**WORK TASK**
Set down all of the lines below exactly as they are given.

-------- SUPPLIED DATA --------

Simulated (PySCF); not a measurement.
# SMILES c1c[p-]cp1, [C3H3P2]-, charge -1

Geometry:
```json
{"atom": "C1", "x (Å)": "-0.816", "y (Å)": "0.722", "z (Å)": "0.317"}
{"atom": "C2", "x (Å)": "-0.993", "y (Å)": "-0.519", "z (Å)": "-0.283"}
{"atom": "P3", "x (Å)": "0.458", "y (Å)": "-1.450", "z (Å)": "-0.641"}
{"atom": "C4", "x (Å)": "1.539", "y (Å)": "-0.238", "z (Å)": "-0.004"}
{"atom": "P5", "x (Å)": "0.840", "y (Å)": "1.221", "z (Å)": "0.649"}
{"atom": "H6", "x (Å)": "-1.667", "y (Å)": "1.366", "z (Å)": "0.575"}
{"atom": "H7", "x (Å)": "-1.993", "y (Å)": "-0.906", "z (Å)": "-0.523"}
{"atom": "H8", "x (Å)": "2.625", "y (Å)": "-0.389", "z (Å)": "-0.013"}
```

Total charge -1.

--------

**ANSWER SPACE**
Simulated (PySCF); not a measurement.
# SMILES c1c[p-]cp1, [C3H3P2]-, charge -1

Geometry:
```json
{"atom": "C1", "x (Å)": "-0.816", "y (Å)": "0.722", "z (Å)": "0.317"}
{"atom": "C2", "x (Å)": "-0.993", "y (Å)": "-0.519", "z (Å)": "-0.283"}
{"atom": "P3", "x (Å)": "0.458", "y (Å)": "-1.450", "z (Å)": "-0.641"}
{"atom": "C4", "x (Å)": "1.539", "y (Å)": "-0.238", "z (Å)": "-0.004"}
{"atom": "P5", "x (Å)": "0.840", "y (Å)": "1.221", "z (Å)": "0.649"}
{"atom": "H6", "x (Å)": "-1.667", "y (Å)": "1.366", "z (Å)": "0.575"}
{"atom": "H7", "x (Å)": "-1.993", "y (Å)": "-0.906", "z (Å)": "-0.523"}
{"atom": "H8", "x (Å)": "2.625", "y (Å)": "-0.389", "z (Å)": "-0.013"}
```

Total charge -1.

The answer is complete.